- Task item:
Restate word for word the entries below, starting with the line with "Question: How do" and continuing through the line with "3.08 | 51.30 |". Include both of those lines and no others.

- Source data:
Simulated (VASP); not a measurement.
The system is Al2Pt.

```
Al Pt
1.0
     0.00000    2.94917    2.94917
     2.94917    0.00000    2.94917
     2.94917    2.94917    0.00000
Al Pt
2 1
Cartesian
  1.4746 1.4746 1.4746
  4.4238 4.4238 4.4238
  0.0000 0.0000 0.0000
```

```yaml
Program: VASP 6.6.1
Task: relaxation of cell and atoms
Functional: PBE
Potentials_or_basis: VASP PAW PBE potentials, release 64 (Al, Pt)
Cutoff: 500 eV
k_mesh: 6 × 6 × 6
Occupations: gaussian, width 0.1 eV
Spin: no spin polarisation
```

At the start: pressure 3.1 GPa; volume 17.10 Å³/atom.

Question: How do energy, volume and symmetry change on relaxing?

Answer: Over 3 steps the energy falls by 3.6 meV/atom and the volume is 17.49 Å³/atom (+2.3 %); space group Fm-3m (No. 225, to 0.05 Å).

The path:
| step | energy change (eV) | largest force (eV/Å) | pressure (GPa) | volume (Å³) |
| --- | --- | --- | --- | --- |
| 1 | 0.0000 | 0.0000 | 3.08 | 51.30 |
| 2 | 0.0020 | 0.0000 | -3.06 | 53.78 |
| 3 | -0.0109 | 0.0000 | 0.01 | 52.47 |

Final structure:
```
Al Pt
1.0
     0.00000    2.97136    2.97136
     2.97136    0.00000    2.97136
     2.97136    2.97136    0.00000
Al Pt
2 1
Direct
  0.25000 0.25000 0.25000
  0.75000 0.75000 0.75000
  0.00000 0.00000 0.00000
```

- Task response:
Question: How do energy, volume and symmetry change on relaxing?

Answer: Over 3 steps the energy falls by 3.6 meV/atom and the volume is 17.49 Å³/atom (+2.3 %); space group Fm-3m (No. 225, to 0.05 Å).

The path:
| step | energy change (eV) | largest force (eV/Å) | pressure (GPa) | volume (Å³) |
| --- | --- | --- | --- | --- |
| 1 | 0.0000 | 0.0000 | 3.08 | 51.30 |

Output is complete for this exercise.